**ASSIGNMENT**
All entries should be copied exactly, none left out.

####################

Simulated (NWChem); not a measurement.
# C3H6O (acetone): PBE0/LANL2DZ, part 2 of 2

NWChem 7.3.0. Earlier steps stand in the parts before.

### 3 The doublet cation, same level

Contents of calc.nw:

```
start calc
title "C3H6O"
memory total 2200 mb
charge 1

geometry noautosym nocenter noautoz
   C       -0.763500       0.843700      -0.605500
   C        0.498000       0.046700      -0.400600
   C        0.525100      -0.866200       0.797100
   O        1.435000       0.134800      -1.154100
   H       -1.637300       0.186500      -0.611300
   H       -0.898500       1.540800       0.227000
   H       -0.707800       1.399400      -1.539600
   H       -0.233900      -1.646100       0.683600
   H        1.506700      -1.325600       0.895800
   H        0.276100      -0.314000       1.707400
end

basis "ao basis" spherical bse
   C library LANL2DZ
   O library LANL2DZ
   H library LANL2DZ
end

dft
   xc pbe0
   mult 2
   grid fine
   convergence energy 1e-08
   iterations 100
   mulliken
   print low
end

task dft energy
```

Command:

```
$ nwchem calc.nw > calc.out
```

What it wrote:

####################

**EXERCISE RESULT**
Simulated (NWChem); not a measurement.
# C3H6O (acetone): PBE0/LANL2DZ, part 2 of 2

NWChem 7.3.0. Earlier steps stand in the parts before.

### 3 The doublet cation, same level

Contents of calc.nw:

```
start calc
title "C3H6O"
memory total 2200 mb
charge 1

geometry noautosym nocenter noautoz
   C       -0.763500       0.843700      -0.605500
   C        0.498000       0.046700      -0.400600
   C        0.525100      -0.866200       0.797100
   O        1.435000       0.134800      -1.154100
   H       -1.637300       0.186500      -0.611300
   H       -0.898500       1.540800       0.227000
   H       -0.707800       1.399400      -1.539600
   H       -0.233900      -1.646100       0.683600
   H        1.506700      -1.325600       0.895800
   H        0.276100      -0.314000       1.707400
end

basis "ao basis" spherical bse
   C library LANL2DZ
   O library LANL2DZ
   H library LANL2DZ
end

dft
   xc pbe0
   mult 2
   grid fine
   convergence energy 1e-08
   iterations 100
   mulliken
   print low
end

task dft energy
```

Command:

```
$ nwchem calc.nw > calc.out
```

What it wrote:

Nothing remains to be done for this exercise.